» Provided information
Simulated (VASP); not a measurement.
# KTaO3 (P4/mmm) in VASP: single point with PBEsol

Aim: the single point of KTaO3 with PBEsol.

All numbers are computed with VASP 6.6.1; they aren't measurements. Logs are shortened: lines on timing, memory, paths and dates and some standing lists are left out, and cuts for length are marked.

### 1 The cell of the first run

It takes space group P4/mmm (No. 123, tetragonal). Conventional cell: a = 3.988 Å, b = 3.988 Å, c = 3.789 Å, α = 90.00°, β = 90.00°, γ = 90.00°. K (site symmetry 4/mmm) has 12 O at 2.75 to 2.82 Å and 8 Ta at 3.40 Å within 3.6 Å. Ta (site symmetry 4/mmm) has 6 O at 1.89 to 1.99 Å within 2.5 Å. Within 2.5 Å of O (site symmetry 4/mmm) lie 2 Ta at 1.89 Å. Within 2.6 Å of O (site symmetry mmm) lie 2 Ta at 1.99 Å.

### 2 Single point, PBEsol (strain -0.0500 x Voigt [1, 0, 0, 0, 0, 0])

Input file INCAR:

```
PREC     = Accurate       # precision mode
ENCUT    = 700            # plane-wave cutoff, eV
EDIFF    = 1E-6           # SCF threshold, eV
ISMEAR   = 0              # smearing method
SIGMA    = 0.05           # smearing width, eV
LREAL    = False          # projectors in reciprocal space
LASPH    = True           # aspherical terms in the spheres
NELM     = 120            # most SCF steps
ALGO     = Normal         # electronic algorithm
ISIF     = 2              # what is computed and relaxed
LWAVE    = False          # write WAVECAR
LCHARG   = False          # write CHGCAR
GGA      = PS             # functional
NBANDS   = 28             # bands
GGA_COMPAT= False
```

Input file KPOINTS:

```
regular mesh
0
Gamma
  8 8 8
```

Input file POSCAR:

» Assigned task
Transcribe the entire listing above exactly.

» Result
Simulated (VASP); not a measurement.
# KTaO3 (P4/mmm) in VASP: single point with PBEsol

Aim: the single point of KTaO3 with PBEsol.

All numbers are computed with VASP 6.6.1; they aren't measurements. Logs are shortened: lines on timing, memory, paths and dates and some standing lists are left out, and cuts for length are marked.

### 1 The cell of the first run

It takes space group P4/mmm (No. 123, tetragonal). Conventional cell: a = 3.988 Å, b = 3.988 Å, c = 3.789 Å, α = 90.00°, β = 90.00°, γ = 90.00°. K (site symmetry 4/mmm) has 12 O at 2.75 to 2.82 Å and 8 Ta at 3.40 Å within 3.6 Å. Ta (site symmetry 4/mmm) has 6 O at 1.89 to 1.99 Å within 2.5 Å. Within 2.5 Å of O (site symmetry 4/mmm) lie 2 Ta at 1.89 Å. Within 2.6 Å of O (site symmetry mmm) lie 2 Ta at 1.99 Å.

### 2 Single point, PBEsol (strain -0.0500 x Voigt [1, 0, 0, 0, 0, 0])

Input file INCAR:

```
PREC     = Accurate       # precision mode
ENCUT    = 700            # plane-wave cutoff, eV
EDIFF    = 1E-6           # SCF threshold, eV
ISMEAR   = 0              # smearing method
SIGMA    = 0.05           # smearing width, eV
LREAL    = False          # projectors in reciprocal space
LASPH    = True           # aspherical terms in the spheres
NELM     = 120            # most SCF steps
ALGO     = Normal         # electronic algorithm
ISIF     = 2              # what is computed and relaxed
LWAVE    = False          # write WAVECAR
LCHARG   = False          # write CHGCAR
GGA      = PS             # functional
NBANDS   = 28             # bands
GGA_COMPAT= False
```

Input file KPOINTS:

```
regular mesh
0
Gamma
  8 8 8
```

Input file POSCAR:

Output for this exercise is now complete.